Data shown
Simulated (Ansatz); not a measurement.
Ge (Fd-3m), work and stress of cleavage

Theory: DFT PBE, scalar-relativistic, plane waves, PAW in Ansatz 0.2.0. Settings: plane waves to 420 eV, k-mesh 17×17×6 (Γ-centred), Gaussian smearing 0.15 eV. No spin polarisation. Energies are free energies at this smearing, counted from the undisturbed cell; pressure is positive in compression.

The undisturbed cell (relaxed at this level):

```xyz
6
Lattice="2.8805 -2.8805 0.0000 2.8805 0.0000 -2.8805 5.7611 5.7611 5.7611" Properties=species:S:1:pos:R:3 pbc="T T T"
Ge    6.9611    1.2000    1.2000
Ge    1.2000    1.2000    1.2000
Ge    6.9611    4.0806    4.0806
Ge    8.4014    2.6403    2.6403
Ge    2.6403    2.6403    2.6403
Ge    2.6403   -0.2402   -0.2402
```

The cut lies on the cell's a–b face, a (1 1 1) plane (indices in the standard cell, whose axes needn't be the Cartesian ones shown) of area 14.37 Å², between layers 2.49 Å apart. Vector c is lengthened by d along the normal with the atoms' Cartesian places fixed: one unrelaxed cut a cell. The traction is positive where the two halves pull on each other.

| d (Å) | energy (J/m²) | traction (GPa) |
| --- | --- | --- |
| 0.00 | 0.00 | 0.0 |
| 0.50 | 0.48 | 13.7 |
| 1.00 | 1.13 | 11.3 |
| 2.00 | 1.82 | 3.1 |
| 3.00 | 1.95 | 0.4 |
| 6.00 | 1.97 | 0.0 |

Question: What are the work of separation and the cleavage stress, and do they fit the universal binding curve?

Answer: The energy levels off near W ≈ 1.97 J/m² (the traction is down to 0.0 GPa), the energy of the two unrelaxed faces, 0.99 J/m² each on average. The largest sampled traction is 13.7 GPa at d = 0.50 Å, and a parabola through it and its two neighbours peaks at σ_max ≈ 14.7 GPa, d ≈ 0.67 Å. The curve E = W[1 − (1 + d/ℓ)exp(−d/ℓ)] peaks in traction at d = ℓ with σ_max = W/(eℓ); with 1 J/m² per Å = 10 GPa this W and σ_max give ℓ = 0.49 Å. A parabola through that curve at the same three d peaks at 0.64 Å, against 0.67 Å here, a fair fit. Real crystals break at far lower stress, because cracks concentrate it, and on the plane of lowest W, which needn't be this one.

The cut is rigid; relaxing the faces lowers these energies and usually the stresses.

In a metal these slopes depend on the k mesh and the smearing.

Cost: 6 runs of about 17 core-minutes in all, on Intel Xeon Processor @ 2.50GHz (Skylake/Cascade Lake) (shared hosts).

Work task
Quote the listing above from its first line to the line with "The cut is rigid;", inclusive, and add nothing.

Exercise response
Simulated (Ansatz); not a measurement.
Ge (Fd-3m), work and stress of cleavage

Theory: DFT PBE, scalar-relativistic, plane waves, PAW in Ansatz 0.2.0. Settings: plane waves to 420 eV, k-mesh 17×17×6 (Γ-centred), Gaussian smearing 0.15 eV. No spin polarisation. Energies are free energies at this smearing, counted from the undisturbed cell; pressure is positive in compression.

The undisturbed cell (relaxed at this level):

```xyz
6
Lattice="2.8805 -2.8805 0.0000 2.8805 0.0000 -2.8805 5.7611 5.7611 5.7611" Properties=species:S:1:pos:R:3 pbc="T T T"
Ge    6.9611    1.2000    1.2000
Ge    1.2000    1.2000    1.2000
Ge    6.9611    4.0806    4.0806
Ge    8.4014    2.6403    2.6403
Ge    2.6403    2.6403    2.6403
Ge    2.6403   -0.2402   -0.2402
```

The cut lies on the cell's a–b face, a (1 1 1) plane (indices in the standard cell, whose axes needn't be the Cartesian ones shown) of area 14.37 Å², between layers 2.49 Å apart. Vector c is lengthened by d along the normal with the atoms' Cartesian places fixed: one unrelaxed cut a cell. The traction is positive where the two halves pull on each other.

| d (Å) | energy (J/m²) | traction (GPa) |
| --- | --- | --- |
| 0.00 | 0.00 | 0.0 |
| 0.50 | 0.48 | 13.7 |
| 1.00 | 1.13 | 11.3 |
| 2.00 | 1.82 | 3.1 |
| 3.00 | 1.95 | 0.4 |
| 6.00 | 1.97 | 0.0 |

Question: What are the work of separation and the cleavage stress, and do they fit the universal binding curve?

Answer: The energy levels off near W ≈ 1.97 J/m² (the traction is down to 0.0 GPa), the energy of the two unrelaxed faces, 0.99 J/m² each on average. The largest sampled traction is 13.7 GPa at d = 0.50 Å, and a parabola through it and its two neighbours peaks at σ_max ≈ 14.7 GPa, d ≈ 0.67 Å. The curve E = W[1 − (1 + d/ℓ)exp(−d/ℓ)] peaks in traction at d = ℓ with σ_max = W/(eℓ); with 1 J/m² per Å = 10 GPa this W and σ_max give ℓ = 0.49 Å. A parabola through that curve at the same three d peaks at 0.64 Å, against 0.67 Å here, a fair fit. Real crystals break at far lower stress, because cracks concentrate it, and on the plane of lowest W, which needn't be this one.

The cut is rigid; relaxing the faces lowers these energies and usually the stresses.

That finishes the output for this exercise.